.....
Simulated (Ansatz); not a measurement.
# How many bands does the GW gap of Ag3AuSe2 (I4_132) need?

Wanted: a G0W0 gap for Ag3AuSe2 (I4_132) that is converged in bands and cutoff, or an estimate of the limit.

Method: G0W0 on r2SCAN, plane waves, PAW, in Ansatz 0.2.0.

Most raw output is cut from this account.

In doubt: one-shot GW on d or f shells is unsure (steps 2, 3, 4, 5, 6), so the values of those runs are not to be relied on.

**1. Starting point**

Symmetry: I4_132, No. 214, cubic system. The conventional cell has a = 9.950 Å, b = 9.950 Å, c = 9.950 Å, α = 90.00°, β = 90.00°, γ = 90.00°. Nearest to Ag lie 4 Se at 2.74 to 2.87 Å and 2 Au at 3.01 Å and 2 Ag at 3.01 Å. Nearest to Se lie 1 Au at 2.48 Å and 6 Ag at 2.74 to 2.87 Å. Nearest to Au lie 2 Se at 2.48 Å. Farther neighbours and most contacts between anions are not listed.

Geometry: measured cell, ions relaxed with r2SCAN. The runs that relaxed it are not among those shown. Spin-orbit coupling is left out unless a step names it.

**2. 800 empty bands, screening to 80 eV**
.....

Exactly as shown above, return every record.

• Response:
Simulated (Ansatz); not a measurement.
# How many bands does the GW gap of Ag3AuSe2 (I4_132) need?

Wanted: a G0W0 gap for Ag3AuSe2 (I4_132) that is converged in bands and cutoff, or an estimate of the limit.

Method: G0W0 on r2SCAN, plane waves, PAW, in Ansatz 0.2.0.

Most raw output is cut from this account.

In doubt: one-shot GW on d or f shells is unsure (steps 2, 3, 4, 5, 6), so the values of those runs are not to be relied on.

**1. Starting point**

Symmetry: I4_132, No. 214, cubic system. The conventional cell has a = 9.950 Å, b = 9.950 Å, c = 9.950 Å, α = 90.00°, β = 90.00°, γ = 90.00°. Nearest to Ag lie 4 Se at 2.74 to 2.87 Å and 2 Au at 3.01 Å and 2 Ag at 3.01 Å. Nearest to Se lie 1 Au at 2.48 Å and 6 Ag at 2.74 to 2.87 Å. Nearest to Au lie 2 Se at 2.48 Å. Farther neighbours and most contacts between anions are not listed.

Geometry: measured cell, ions relaxed with r2SCAN. The runs that relaxed it are not among those shown. Spin-orbit coupling is left out unless a step names it.

**2. 800 empty bands, screening to 80 eV**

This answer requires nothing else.